============================================================

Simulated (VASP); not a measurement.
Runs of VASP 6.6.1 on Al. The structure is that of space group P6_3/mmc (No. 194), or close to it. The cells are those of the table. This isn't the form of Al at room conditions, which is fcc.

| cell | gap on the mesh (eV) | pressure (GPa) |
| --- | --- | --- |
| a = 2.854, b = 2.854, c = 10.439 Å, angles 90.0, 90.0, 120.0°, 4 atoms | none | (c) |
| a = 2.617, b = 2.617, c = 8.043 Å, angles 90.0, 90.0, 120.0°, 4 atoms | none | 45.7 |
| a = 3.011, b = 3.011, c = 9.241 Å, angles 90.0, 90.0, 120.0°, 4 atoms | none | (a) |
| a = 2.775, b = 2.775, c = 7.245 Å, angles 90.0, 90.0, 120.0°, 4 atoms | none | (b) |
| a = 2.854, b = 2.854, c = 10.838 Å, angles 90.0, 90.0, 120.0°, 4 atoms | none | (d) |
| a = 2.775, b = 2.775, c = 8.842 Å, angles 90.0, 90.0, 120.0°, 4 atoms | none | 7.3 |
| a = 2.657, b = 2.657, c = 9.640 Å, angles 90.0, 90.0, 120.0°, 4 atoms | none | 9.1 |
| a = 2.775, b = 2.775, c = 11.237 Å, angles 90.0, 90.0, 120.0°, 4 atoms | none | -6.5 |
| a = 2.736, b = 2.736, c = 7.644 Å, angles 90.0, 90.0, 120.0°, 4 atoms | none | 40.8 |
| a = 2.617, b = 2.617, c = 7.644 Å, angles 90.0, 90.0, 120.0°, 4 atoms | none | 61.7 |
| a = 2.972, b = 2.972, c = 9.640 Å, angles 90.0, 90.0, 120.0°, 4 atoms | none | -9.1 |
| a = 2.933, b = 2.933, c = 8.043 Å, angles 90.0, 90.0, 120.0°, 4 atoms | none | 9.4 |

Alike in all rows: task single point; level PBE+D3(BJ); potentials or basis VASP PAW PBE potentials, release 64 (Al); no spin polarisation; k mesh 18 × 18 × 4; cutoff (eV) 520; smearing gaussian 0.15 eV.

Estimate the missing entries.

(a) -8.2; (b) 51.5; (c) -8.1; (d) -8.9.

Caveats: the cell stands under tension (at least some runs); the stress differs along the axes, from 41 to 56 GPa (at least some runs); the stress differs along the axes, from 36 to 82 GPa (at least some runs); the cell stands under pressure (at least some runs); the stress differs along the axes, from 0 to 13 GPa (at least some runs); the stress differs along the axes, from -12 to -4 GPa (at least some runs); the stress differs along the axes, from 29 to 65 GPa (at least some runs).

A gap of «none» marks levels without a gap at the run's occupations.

============================================================

Exercise —
Transcribe the lines from the first line of the records through the line that contains "Caveats: the cell", both included, and add nothing else.

Task answer —
Simulated (VASP); not a measurement.
Runs of VASP 6.6.1 on Al. The structure is that of space group P6_3/mmc (No. 194), or close to it. The cells are those of the table. This isn't the form of Al at room conditions, which is fcc.

| cell | gap on the mesh (eV) | pressure (GPa) |
| --- | --- | --- |
| a = 2.854, b = 2.854, c = 10.439 Å, angles 90.0, 90.0, 120.0°, 4 atoms | none | (c) |
| a = 2.617, b = 2.617, c = 8.043 Å, angles 90.0, 90.0, 120.0°, 4 atoms | none | 45.7 |
| a = 3.011, b = 3.011, c = 9.241 Å, angles 90.0, 90.0, 120.0°, 4 atoms | none | (a) |
| a = 2.775, b = 2.775, c = 7.245 Å, angles 90.0, 90.0, 120.0°, 4 atoms | none | (b) |
| a = 2.854, b = 2.854, c = 10.838 Å, angles 90.0, 90.0, 120.0°, 4 atoms | none | (d) |
| a = 2.775, b = 2.775, c = 8.842 Å, angles 90.0, 90.0, 120.0°, 4 atoms | none | 7.3 |
| a = 2.657, b = 2.657, c = 9.640 Å, angles 90.0, 90.0, 120.0°, 4 atoms | none | 9.1 |
| a = 2.775, b = 2.775, c = 11.237 Å, angles 90.0, 90.0, 120.0°, 4 atoms | none | -6.5 |
| a = 2.736, b = 2.736, c = 7.644 Å, angles 90.0, 90.0, 120.0°, 4 atoms | none | 40.8 |
| a = 2.617, b = 2.617, c = 7.644 Å, angles 90.0, 90.0, 120.0°, 4 atoms | none | 61.7 |
| a = 2.972, b = 2.972, c = 9.640 Å, angles 90.0, 90.0, 120.0°, 4 atoms | none | -9.1 |
| a = 2.933, b = 2.933, c = 8.043 Å, angles 90.0, 90.0, 120.0°, 4 atoms | none | 9.4 |

Alike in all rows: task single point; level PBE+D3(BJ); potentials or basis VASP PAW PBE potentials, release 64 (Al); no spin polarisation; k mesh 18 × 18 × 4; cutoff (eV) 520; smearing gaussian 0.15 eV.

Estimate the missing entries.

(a) -8.2; (b) 51.5; (c) -8.1; (d) -8.9.

Caveats: the cell stands under tension (at least some runs); the stress differs along the axes, from 41 to 56 GPa (at least some runs); the stress differs along the axes, from 36 to 82 GPa (at least some runs); the cell stands under pressure (at least some runs); the stress differs along the axes, from 0 to 13 GPa (at least some runs); the stress differs along the axes, from -12 to -4 GPa (at least some runs); the stress differs along the axes, from 29 to 65 GPa (at least some runs).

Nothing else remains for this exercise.